**WORK TASK:** Reproduce each of the following records without any deviation.

**PROVIDED DATA:**
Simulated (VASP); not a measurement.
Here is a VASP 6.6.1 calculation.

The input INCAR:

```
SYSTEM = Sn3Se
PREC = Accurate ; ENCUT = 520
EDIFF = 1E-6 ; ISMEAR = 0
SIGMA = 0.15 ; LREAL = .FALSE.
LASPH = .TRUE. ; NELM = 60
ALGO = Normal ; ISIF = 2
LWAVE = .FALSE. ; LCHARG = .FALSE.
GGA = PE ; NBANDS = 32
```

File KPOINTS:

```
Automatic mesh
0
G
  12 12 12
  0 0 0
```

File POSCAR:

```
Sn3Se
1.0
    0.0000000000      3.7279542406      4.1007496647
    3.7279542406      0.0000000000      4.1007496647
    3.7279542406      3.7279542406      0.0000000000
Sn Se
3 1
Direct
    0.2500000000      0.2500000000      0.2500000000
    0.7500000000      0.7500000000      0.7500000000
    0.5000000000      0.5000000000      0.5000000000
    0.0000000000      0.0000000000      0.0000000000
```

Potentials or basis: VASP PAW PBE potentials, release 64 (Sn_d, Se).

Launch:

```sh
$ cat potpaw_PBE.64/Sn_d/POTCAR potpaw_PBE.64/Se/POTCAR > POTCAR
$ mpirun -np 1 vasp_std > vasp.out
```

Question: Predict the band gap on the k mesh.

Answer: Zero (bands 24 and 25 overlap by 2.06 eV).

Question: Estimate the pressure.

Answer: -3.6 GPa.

**RESPONSE AREA:**
Simulated (VASP); not a measurement.
Here is a VASP 6.6.1 calculation.

The input INCAR:

```
SYSTEM = Sn3Se
PREC = Accurate ; ENCUT = 520
EDIFF = 1E-6 ; ISMEAR = 0
SIGMA = 0.15 ; LREAL = .FALSE.
LASPH = .TRUE. ; NELM = 60
ALGO = Normal ; ISIF = 2
LWAVE = .FALSE. ; LCHARG = .FALSE.
GGA = PE ; NBANDS = 32
```

File KPOINTS:

```
Automatic mesh
0
G
  12 12 12
  0 0 0
```

File POSCAR:

```
Sn3Se
1.0
    0.0000000000      3.7279542406      4.1007496647
    3.7279542406      0.0000000000      4.1007496647
    3.7279542406      3.7279542406      0.0000000000
Sn Se
3 1
Direct
    0.2500000000      0.2500000000      0.2500000000
    0.7500000000      0.7500000000      0.7500000000
    0.5000000000      0.5000000000      0.5000000000
    0.0000000000      0.0000000000      0.0000000000
```

Potentials or basis: VASP PAW PBE potentials, release 64 (Sn_d, Se).

Launch:

```sh
$ cat potpaw_PBE.64/Sn_d/POTCAR potpaw_PBE.64/Se/POTCAR > POTCAR
$ mpirun -np 1 vasp_std > vasp.out
```

Question: Predict the band gap on the k mesh.

Answer: Zero (bands 24 and 25 overlap by 2.06 eV).

Question: Estimate the pressure.

Answer: -3.6 GPa.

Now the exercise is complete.